● ● ● ●
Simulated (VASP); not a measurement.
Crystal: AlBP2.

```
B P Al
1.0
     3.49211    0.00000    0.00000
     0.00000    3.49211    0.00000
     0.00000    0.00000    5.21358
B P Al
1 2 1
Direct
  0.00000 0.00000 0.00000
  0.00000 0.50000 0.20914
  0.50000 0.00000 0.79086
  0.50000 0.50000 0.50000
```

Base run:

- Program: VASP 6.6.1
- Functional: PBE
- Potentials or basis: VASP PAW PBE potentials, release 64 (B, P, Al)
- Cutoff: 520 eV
● ● ● ●

REQUIREMENT: Transcribe the entries above, every line exactly as it reads.

EXPECTED ANSWER:
Simulated (VASP); not a measurement.
Crystal: AlBP2.

```
B P Al
1.0
     3.49211    0.00000    0.00000
     0.00000    3.49211    0.00000
     0.00000    0.00000    5.21358
B P Al
1 2 1
Direct
  0.00000 0.00000 0.00000
  0.00000 0.50000 0.20914
  0.50000 0.00000 0.79086
  0.50000 0.50000 0.50000
```

Base run:

- Program: VASP 6.6.1
- Functional: PBE
- Potentials or basis: VASP PAW PBE potentials, release 64 (B, P, Al)
- Cutoff: 520 eV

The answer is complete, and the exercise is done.